● ASSIGNED TASK:
This exercise calls for the line with "All values were", the line with "The maps cover", and all lines between them in the material below, output exactly and with no other lines.

━━━ SUPPLIED MATERIAL ━━━

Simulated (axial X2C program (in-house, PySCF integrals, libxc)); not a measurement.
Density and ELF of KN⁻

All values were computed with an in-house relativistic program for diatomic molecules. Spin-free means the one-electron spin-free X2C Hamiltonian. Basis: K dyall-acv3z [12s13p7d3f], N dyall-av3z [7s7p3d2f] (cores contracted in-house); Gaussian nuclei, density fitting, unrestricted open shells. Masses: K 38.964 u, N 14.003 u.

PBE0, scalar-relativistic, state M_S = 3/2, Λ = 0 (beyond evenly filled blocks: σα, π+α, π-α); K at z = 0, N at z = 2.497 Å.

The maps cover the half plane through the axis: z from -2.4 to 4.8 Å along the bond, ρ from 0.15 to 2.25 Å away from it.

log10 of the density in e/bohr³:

━━━

● ANSWER SECTION:
All values were computed with an in-house relativistic program for diatomic molecules. Spin-free means the one-electron spin-free X2C Hamiltonian. Basis: K dyall-acv3z [12s13p7d3f], N dyall-av3z [7s7p3d2f] (cores contracted in-house); Gaussian nuclei, density fitting, unrestricted open shells. Masses: K 38.964 u, N 14.003 u.

PBE0, scalar-relativistic, state M_S = 3/2, Λ = 0 (beyond evenly filled blocks: σα, π+α, π-α); K at z = 0, N at z = 2.497 Å.

The maps cover the half plane through the axis: z from -2.4 to 4.8 Å along the bond, ρ from 0.15 to 2.25 Å away from it.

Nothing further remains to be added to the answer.